▶ Supplied entries
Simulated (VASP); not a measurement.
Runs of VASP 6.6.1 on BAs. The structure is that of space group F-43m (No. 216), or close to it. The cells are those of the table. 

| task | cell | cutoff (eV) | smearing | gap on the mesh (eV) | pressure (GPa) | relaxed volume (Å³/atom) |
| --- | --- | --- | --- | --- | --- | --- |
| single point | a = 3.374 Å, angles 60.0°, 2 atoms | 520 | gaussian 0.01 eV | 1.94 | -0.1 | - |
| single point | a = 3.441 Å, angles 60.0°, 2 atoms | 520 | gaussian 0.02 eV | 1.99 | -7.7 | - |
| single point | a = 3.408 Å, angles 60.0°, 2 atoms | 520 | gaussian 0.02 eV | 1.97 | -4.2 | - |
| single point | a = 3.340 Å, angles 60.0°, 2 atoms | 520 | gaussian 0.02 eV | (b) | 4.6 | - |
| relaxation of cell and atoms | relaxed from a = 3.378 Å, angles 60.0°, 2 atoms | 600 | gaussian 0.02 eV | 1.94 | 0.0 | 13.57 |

▶ Task item
Please return the whole listing, line for line, exactly.

▶ Answer space
Simulated (VASP); not a measurement.
Runs of VASP 6.6.1 on BAs. The structure is that of space group F-43m (No. 216), or close to it. The cells are those of the table. 

| task | cell | cutoff (eV) | smearing | gap on the mesh (eV) | pressure (GPa) | relaxed volume (Å³/atom) |
| --- | --- | --- | --- | --- | --- | --- |
| single point | a = 3.374 Å, angles 60.0°, 2 atoms | 520 | gaussian 0.01 eV | 1.94 | -0.1 | - |
| single point | a = 3.441 Å, angles 60.0°, 2 atoms | 520 | gaussian 0.02 eV | 1.99 | -7.7 | - |
| single point | a = 3.408 Å, angles 60.0°, 2 atoms | 520 | gaussian 0.02 eV | 1.97 | -4.2 | - |
| single point | a = 3.340 Å, angles 60.0°, 2 atoms | 520 | gaussian 0.02 eV | (b) | 4.6 | - |
| relaxation of cell and atoms | relaxed from a = 3.378 Å, angles 60.0°, 2 atoms | 600 | gaussian 0.02 eV | 1.94 | 0.0 | 13.57 |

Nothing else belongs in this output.